### ACTION ITEM
Reproduce all of the records exactly.

### ENTRIES SHOWN
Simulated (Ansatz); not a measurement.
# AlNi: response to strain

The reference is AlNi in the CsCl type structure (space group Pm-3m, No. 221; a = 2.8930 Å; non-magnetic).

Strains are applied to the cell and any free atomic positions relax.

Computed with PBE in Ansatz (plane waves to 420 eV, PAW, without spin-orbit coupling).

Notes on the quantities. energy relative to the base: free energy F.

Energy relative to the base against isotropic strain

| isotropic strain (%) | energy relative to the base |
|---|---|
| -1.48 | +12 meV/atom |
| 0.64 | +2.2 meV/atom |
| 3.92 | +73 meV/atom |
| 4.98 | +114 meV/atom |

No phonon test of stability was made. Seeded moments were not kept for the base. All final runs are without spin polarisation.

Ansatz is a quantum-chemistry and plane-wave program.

### RESPONSE BOX
Simulated (Ansatz); not a measurement.
# AlNi: response to strain

The reference is AlNi in the CsCl type structure (space group Pm-3m, No. 221; a = 2.8930 Å; non-magnetic).

Strains are applied to the cell and any free atomic positions relax.

Computed with PBE in Ansatz (plane waves to 420 eV, PAW, without spin-orbit coupling).

Notes on the quantities. energy relative to the base: free energy F.

Energy relative to the base against isotropic strain

| isotropic strain (%) | energy relative to the base |
|---|---|
| -1.48 | +12 meV/atom |
| 0.64 | +2.2 meV/atom |
| 3.92 | +73 meV/atom |
| 4.98 | +114 meV/atom |

No phonon test of stability was made. Seeded moments were not kept for the base. All final runs are without spin polarisation.

Ansatz is a quantum-chemistry and plane-wave program.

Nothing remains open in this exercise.